▶
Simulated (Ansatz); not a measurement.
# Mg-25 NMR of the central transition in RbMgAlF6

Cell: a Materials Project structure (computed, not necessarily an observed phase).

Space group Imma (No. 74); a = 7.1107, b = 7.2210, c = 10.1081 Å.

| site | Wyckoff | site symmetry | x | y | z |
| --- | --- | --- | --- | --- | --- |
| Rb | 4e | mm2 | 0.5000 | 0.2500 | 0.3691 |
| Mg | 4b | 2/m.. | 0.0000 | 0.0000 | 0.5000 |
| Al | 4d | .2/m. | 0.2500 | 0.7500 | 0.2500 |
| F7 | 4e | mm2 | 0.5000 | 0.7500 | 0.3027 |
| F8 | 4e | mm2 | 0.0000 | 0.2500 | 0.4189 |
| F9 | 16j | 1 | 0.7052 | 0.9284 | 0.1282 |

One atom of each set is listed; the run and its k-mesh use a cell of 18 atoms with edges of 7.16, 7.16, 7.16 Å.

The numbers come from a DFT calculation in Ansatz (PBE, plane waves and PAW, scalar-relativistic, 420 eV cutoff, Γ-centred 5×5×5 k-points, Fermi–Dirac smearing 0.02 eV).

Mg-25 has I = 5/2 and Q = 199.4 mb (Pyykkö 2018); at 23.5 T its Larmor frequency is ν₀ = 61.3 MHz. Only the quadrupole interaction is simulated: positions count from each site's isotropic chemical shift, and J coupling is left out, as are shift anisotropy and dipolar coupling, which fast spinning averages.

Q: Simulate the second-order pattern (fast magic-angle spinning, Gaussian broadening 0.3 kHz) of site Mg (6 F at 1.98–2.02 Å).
◀

## [Action item]
Restate, word for word and with nothing added, the lines from the beginning of the records above through the line that contains "One atom of".

## [Exercise solution]
Simulated (Ansatz); not a measurement.
# Mg-25 NMR of the central transition in RbMgAlF6

Cell: a Materials Project structure (computed, not necessarily an observed phase).

Space group Imma (No. 74); a = 7.1107, b = 7.2210, c = 10.1081 Å.

| site | Wyckoff | site symmetry | x | y | z |
| --- | --- | --- | --- | --- | --- |
| Rb | 4e | mm2 | 0.5000 | 0.2500 | 0.3691 |
| Mg | 4b | 2/m.. | 0.0000 | 0.0000 | 0.5000 |
| Al | 4d | .2/m. | 0.2500 | 0.7500 | 0.2500 |
| F7 | 4e | mm2 | 0.5000 | 0.7500 | 0.3027 |
| F8 | 4e | mm2 | 0.0000 | 0.2500 | 0.4189 |
| F9 | 16j | 1 | 0.7052 | 0.9284 | 0.1282 |

One atom of each set is listed; the run and its k-mesh use a cell of 18 atoms with edges of 7.16, 7.16, 7.16 Å.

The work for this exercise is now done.